* _Work item_
Produce a verbatim copy of the entries listed below.

* _Records shown_
━━━━━━━━━━

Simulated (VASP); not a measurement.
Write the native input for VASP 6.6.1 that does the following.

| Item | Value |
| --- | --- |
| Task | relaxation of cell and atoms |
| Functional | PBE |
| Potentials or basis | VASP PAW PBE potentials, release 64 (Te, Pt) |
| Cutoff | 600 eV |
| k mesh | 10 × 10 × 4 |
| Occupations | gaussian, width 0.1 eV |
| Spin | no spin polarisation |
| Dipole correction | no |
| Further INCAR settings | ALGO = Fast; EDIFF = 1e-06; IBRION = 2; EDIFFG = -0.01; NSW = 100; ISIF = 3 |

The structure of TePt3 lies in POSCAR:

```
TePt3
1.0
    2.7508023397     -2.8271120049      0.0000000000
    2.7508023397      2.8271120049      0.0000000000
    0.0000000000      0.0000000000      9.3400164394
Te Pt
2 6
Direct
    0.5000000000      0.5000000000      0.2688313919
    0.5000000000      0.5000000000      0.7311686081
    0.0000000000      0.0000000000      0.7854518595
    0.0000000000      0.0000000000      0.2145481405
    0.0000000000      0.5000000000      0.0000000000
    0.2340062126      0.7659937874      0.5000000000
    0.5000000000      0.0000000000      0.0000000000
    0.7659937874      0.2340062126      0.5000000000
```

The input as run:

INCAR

━━━━━━━━━━

* _Task result_
Simulated (VASP); not a measurement.
Write the native input for VASP 6.6.1 that does the following.

| Item | Value |
| --- | --- |
| Task | relaxation of cell and atoms |
| Functional | PBE |
| Potentials or basis | VASP PAW PBE potentials, release 64 (Te, Pt) |
| Cutoff | 600 eV |
| k mesh | 10 × 10 × 4 |
| Occupations | gaussian, width 0.1 eV |
| Spin | no spin polarisation |
| Dipole correction | no |
| Further INCAR settings | ALGO = Fast; EDIFF = 1e-06; IBRION = 2; EDIFFG = -0.01; NSW = 100; ISIF = 3 |

The structure of TePt3 lies in POSCAR:

```
TePt3
1.0
    2.7508023397     -2.8271120049      0.0000000000
    2.7508023397      2.8271120049      0.0000000000
    0.0000000000      0.0000000000      9.3400164394
Te Pt
2 6
Direct
    0.5000000000      0.5000000000      0.2688313919
    0.5000000000      0.5000000000      0.7311686081
    0.0000000000      0.0000000000      0.7854518595
    0.0000000000      0.0000000000      0.2145481405
    0.0000000000      0.5000000000      0.0000000000
    0.2340062126      0.7659937874      0.5000000000
    0.5000000000      0.0000000000      0.0000000000
    0.7659937874      0.2340062126      0.5000000000
```

The input as run:

INCAR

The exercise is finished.